### [BRIEF]
Every record that follows must be given again exactly.

### [EXTRACTED ENTRIES]
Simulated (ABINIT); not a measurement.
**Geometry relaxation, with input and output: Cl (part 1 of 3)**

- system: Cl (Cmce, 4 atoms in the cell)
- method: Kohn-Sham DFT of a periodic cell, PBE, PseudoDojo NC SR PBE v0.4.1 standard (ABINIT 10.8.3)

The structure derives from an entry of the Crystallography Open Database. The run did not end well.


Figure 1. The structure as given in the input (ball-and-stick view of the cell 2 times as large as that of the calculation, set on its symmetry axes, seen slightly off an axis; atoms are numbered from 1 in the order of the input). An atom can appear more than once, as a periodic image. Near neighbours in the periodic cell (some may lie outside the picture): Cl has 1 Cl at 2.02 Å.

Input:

### [ANSWER BOX]
Simulated (ABINIT); not a measurement.
**Geometry relaxation, with input and output: Cl (part 1 of 3)**

- system: Cl (Cmce, 4 atoms in the cell)
- method: Kohn-Sham DFT of a periodic cell, PBE, PseudoDojo NC SR PBE v0.4.1 standard (ABINIT 10.8.3)

The structure derives from an entry of the Crystallography Open Database. The run did not end well.


Figure 1. The structure as given in the input (ball-and-stick view of the cell 2 times as large as that of the calculation, set on its symmetry axes, seen slightly off an axis; atoms are numbered from 1 in the order of the input). An atom can appear more than once, as a periodic image. Near neighbours in the periodic cell (some may lie outside the picture): Cl has 1 Cl at 2.02 Å.

Input:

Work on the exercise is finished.